[[ Provided information, beginning ]]

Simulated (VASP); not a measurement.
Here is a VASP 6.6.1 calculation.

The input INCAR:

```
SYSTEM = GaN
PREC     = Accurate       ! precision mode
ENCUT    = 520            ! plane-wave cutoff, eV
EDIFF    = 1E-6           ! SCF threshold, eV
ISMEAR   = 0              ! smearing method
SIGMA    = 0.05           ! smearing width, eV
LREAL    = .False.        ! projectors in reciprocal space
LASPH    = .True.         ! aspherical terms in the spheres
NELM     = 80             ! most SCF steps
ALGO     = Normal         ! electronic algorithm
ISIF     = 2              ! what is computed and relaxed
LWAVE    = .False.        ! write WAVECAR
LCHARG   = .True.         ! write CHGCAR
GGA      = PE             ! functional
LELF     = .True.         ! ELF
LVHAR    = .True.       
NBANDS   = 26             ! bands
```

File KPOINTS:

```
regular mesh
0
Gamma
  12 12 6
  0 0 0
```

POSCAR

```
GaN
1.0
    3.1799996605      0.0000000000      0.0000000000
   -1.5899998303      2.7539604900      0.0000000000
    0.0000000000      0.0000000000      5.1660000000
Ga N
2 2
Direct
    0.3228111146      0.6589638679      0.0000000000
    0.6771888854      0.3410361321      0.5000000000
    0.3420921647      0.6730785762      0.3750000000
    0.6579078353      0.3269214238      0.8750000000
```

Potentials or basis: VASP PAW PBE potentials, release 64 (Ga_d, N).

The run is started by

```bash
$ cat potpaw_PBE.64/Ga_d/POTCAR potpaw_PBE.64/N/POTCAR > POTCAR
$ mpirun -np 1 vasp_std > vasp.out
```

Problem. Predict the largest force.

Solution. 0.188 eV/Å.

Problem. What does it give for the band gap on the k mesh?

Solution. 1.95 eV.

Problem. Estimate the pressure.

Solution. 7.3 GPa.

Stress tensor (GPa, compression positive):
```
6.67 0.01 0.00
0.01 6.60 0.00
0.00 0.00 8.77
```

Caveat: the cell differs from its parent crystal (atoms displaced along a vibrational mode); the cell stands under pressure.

[[ Provided information, end ]]

Repeat, exactly and only, the lines from the beginning of the material through the line that contains "Solution. 0.188 eV/Å.".

→ **Solution**
Simulated (VASP); not a measurement.
Here is a VASP 6.6.1 calculation.

The input INCAR:

```
SYSTEM = GaN
PREC     = Accurate       ! precision mode
ENCUT    = 520            ! plane-wave cutoff, eV
EDIFF    = 1E-6           ! SCF threshold, eV
ISMEAR   = 0              ! smearing method
SIGMA    = 0.05           ! smearing width, eV
LREAL    = .False.        ! projectors in reciprocal space
LASPH    = .True.         ! aspherical terms in the spheres
NELM     = 80             ! most SCF steps
ALGO     = Normal         ! electronic algorithm
ISIF     = 2              ! what is computed and relaxed
LWAVE    = .False.        ! write WAVECAR
LCHARG   = .True.         ! write CHGCAR
GGA      = PE             ! functional
LELF     = .True.         ! ELF
LVHAR    = .True.       
NBANDS   = 26             ! bands
```

File KPOINTS:

```
regular mesh
0
Gamma
  12 12 6
  0 0 0
```

POSCAR

```
GaN
1.0
    3.1799996605      0.0000000000      0.0000000000
   -1.5899998303      2.7539604900      0.0000000000
    0.0000000000      0.0000000000      5.1660000000
Ga N
2 2
Direct
    0.3228111146      0.6589638679      0.0000000000
    0.6771888854      0.3410361321      0.5000000000
    0.3420921647      0.6730785762      0.3750000000
    0.6579078353      0.3269214238      0.8750000000
```

Potentials or basis: VASP PAW PBE potentials, release 64 (Ga_d, N).

The run is started by

```bash
$ cat potpaw_PBE.64/Ga_d/POTCAR potpaw_PBE.64/N/POTCAR > POTCAR
$ mpirun -np 1 vasp_std > vasp.out
```

Problem. Predict the largest force.

Solution. 0.188 eV/Å.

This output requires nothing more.